— Dataset —
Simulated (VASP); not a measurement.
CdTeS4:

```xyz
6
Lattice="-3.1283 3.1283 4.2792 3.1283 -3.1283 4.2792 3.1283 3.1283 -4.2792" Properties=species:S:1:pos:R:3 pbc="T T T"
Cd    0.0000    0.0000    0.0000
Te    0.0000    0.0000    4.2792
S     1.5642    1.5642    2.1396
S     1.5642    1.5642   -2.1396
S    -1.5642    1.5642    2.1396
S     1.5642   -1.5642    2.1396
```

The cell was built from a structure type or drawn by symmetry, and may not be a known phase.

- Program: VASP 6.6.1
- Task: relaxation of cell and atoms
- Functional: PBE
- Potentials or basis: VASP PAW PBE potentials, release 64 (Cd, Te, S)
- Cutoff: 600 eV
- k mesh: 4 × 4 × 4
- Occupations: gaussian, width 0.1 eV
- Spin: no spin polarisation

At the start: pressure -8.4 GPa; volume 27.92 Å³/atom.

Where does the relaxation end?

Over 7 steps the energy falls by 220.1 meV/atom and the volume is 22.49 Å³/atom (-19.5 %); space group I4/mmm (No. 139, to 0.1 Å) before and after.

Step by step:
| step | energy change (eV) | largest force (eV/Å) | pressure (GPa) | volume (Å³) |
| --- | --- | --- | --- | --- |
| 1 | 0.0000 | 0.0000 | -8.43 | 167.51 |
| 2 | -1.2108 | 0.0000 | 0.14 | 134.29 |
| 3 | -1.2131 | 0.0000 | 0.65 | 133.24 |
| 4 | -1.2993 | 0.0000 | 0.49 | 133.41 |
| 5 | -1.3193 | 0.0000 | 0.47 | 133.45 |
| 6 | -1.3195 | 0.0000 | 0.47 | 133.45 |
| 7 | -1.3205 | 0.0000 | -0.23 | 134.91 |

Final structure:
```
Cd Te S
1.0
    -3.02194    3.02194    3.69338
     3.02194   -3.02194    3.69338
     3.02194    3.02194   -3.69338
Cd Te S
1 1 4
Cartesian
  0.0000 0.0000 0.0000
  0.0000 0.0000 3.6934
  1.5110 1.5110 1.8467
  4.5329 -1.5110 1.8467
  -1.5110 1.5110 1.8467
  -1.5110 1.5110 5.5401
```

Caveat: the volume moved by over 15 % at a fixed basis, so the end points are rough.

— Activity —
Repeat exactly the lines from the first line of the records above through the line containing "- Program: VASP 6.6.1", both included, and nothing else.

— Task result —
Simulated (VASP); not a measurement.
CdTeS4:

```xyz
6
Lattice="-3.1283 3.1283 4.2792 3.1283 -3.1283 4.2792 3.1283 3.1283 -4.2792" Properties=species:S:1:pos:R:3 pbc="T T T"
Cd    0.0000    0.0000    0.0000
Te    0.0000    0.0000    4.2792
S     1.5642    1.5642    2.1396
S     1.5642    1.5642   -2.1396
S    -1.5642    1.5642    2.1396
S     1.5642   -1.5642    2.1396
```

The cell was built from a structure type or drawn by symmetry, and may not be a known phase.

- Program: VASP 6.6.1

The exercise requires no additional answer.